Assigned task ▸
Repeat each entry exactly.

Information provided ▸
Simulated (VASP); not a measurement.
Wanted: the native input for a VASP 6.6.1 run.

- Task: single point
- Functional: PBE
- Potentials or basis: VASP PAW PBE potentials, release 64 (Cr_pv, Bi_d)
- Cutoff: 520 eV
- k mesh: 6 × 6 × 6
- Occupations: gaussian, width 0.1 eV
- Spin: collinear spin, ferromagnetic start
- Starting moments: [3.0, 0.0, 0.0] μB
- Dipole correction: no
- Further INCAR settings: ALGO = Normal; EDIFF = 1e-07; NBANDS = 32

Expected answer ▸
Simulated (VASP); not a measurement.
Wanted: the native input for a VASP 6.6.1 run.

- Task: single point
- Functional: PBE
- Potentials or basis: VASP PAW PBE potentials, release 64 (Cr_pv, Bi_d)
- Cutoff: 520 eV
- k mesh: 6 × 6 × 6
- Occupations: gaussian, width 0.1 eV
- Spin: collinear spin, ferromagnetic start
- Starting moments: [3.0, 0.0, 0.0] μB
- Dipole correction: no
- Further INCAR settings: ALGO = Normal; EDIFF = 1e-07; NBANDS = 32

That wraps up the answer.